★ ★ ★ ★ ★
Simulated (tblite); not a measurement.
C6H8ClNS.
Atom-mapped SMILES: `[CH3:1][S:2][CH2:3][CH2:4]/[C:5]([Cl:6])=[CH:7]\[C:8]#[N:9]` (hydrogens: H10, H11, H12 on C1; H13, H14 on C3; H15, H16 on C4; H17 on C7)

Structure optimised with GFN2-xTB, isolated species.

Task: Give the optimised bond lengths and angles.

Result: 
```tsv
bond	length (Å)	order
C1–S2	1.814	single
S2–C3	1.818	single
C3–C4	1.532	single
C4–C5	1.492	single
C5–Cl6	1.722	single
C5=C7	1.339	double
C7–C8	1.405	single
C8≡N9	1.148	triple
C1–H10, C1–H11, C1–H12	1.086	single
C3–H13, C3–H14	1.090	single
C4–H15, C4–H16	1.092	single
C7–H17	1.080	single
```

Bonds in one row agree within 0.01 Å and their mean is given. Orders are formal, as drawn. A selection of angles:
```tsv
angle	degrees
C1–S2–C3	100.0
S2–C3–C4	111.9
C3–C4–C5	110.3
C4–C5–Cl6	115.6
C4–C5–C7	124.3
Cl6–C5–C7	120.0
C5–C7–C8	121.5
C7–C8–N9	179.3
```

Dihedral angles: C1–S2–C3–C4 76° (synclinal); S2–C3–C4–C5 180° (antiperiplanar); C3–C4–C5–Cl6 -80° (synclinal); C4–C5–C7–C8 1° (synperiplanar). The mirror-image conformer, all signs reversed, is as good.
★ ★ ★ ★ ★

> **Brief**
All lines from the beginning of the material above through the one with "C4; H17 on C7)" need to be returned exactly; please return those and only those.

> **Task response**
Simulated (tblite); not a measurement.
C6H8ClNS.
Atom-mapped SMILES: `[CH3:1][S:2][CH2:3][CH2:4]/[C:5]([Cl:6])=[CH:7]\[C:8]#[N:9]` (hydrogens: H10, H11, H12 on C1; H13, H14 on C3; H15, H16 on C4; H17 on C7)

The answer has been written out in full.